_Information shown_.
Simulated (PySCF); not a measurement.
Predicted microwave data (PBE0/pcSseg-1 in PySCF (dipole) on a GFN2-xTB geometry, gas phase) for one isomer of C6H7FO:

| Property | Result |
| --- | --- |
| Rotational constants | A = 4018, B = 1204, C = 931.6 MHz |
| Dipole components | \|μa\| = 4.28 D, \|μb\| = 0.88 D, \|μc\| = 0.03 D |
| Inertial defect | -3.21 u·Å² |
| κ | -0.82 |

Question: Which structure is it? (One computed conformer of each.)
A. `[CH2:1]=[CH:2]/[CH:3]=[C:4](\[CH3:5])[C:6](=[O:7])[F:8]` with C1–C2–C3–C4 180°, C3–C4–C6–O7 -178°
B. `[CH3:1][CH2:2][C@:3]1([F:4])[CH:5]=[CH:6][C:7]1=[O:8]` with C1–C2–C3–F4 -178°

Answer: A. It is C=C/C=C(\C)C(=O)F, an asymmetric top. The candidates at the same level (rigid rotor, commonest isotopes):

_Work item_.
Every record above must be duplicated exactly.

_Answer box_.
Simulated (PySCF); not a measurement.
Predicted microwave data (PBE0/pcSseg-1 in PySCF (dipole) on a GFN2-xTB geometry, gas phase) for one isomer of C6H7FO:

| Property | Result |
| --- | --- |
| Rotational constants | A = 4018, B = 1204, C = 931.6 MHz |
| Dipole components | \|μa\| = 4.28 D, \|μb\| = 0.88 D, \|μc\| = 0.03 D |
| Inertial defect | -3.21 u·Å² |
| κ | -0.82 |

Question: Which structure is it? (One computed conformer of each.)
A. `[CH2:1]=[CH:2]/[CH:3]=[C:4](\[CH3:5])[C:6](=[O:7])[F:8]` with C1–C2–C3–C4 180°, C3–C4–C6–O7 -178°
B. `[CH3:1][CH2:2][C@:3]1([F:4])[CH:5]=[CH:6][C:7]1=[O:8]` with C1–C2–C3–F4 -178°

Answer: A. It is C=C/C=C(\C)C(=O)F, an asymmetric top. The candidates at the same level (rigid rotor, commonest isotopes):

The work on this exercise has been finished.